= ENTRIES SUPPLIED =
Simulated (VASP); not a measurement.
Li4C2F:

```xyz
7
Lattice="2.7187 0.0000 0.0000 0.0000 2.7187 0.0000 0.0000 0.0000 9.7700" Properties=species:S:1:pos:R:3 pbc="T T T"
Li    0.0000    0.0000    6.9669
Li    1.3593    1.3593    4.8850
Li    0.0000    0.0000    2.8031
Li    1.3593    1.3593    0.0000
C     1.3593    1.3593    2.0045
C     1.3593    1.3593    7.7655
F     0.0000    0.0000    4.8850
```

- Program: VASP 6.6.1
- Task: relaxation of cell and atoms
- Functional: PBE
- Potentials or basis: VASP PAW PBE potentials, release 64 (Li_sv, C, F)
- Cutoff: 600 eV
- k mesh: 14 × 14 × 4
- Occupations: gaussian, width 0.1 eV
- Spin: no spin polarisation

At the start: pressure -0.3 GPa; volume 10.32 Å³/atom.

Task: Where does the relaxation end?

= BRIEF =
For this exercise, set down the entire listing above exactly as given.

= YOUR SOLUTION =
Simulated (VASP); not a measurement.
Li4C2F:

```xyz
7
Lattice="2.7187 0.0000 0.0000 0.0000 2.7187 0.0000 0.0000 0.0000 9.7700" Properties=species:S:1:pos:R:3 pbc="T T T"
Li    0.0000    0.0000    6.9669
Li    1.3593    1.3593    4.8850
Li    0.0000    0.0000    2.8031
Li    1.3593    1.3593    0.0000
C     1.3593    1.3593    2.0045
C     1.3593    1.3593    7.7655
F     0.0000    0.0000    4.8850
```

- Program: VASP 6.6.1
- Task: relaxation of cell and atoms
- Functional: PBE
- Potentials or basis: VASP PAW PBE potentials, release 64 (Li_sv, C, F)
- Cutoff: 600 eV
- k mesh: 14 × 14 × 4
- Occupations: gaussian, width 0.1 eV
- Spin: no spin polarisation

At the start: pressure -0.3 GPa; volume 10.32 Å³/atom.

Task: Where does the relaxation end?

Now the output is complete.